#### [Requirement]
Once you reach the line containing "1.19 | -0.526 |" in the entries below, write out that line and each one after it down to the line containing "Site moments also", exactly and with nothing added.

[[ Data records, beginning ]]

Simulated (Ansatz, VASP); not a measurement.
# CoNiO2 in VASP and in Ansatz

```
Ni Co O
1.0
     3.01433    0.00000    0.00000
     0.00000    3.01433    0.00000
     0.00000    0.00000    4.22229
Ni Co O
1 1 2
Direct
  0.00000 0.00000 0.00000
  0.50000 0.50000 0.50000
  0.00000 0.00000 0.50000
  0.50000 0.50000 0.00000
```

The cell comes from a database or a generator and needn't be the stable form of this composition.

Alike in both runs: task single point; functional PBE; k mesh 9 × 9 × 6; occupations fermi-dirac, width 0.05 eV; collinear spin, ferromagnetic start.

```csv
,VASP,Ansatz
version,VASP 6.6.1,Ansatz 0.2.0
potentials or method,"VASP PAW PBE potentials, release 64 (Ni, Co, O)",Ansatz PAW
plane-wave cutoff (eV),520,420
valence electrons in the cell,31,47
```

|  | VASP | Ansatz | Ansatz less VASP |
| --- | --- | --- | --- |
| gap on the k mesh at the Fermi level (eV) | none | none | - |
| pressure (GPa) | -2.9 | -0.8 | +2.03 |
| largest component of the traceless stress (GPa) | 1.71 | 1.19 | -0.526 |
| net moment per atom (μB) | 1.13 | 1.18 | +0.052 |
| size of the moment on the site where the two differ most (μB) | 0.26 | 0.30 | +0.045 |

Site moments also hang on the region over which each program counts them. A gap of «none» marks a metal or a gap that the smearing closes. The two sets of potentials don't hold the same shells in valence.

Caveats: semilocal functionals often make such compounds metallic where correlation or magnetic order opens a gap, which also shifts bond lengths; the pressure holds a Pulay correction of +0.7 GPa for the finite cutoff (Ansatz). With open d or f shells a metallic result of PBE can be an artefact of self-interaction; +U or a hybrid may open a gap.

[[ Data records, end ]]

#### [Your solution]
| largest component of the traceless stress (GPa) | 1.71 | 1.19 | -0.526 |
| net moment per atom (μB) | 1.13 | 1.18 | +0.052 |
| size of the moment on the site where the two differ most (μB) | 0.26 | 0.30 | +0.045 |

Site moments also hang on the region over which each program counts them. A gap of «none» marks a metal or a gap that the smearing closes. The two sets of potentials don't hold the same shells in valence.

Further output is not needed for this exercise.